RECORDS PROVIDED ▸
*** Begin section ***

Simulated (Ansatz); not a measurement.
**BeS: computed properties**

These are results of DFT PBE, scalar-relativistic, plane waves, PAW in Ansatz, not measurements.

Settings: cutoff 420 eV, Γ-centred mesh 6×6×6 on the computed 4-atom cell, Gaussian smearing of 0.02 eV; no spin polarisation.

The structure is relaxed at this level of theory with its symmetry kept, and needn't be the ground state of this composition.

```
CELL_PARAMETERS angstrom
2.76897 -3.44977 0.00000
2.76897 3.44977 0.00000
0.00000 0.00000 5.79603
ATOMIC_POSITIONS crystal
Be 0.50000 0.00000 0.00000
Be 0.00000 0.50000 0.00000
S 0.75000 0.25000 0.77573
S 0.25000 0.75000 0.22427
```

*** End section ***

WORK ITEM ▸
Nothing but the lines from the top of the entries above through the line with "These are results" should be set down, each exactly as written.

EXERCISE ANSWER ▸
Simulated (Ansatz); not a measurement.
**BeS: computed properties**

These are results of DFT PBE, scalar-relativistic, plane waves, PAW in Ansatz, not measurements.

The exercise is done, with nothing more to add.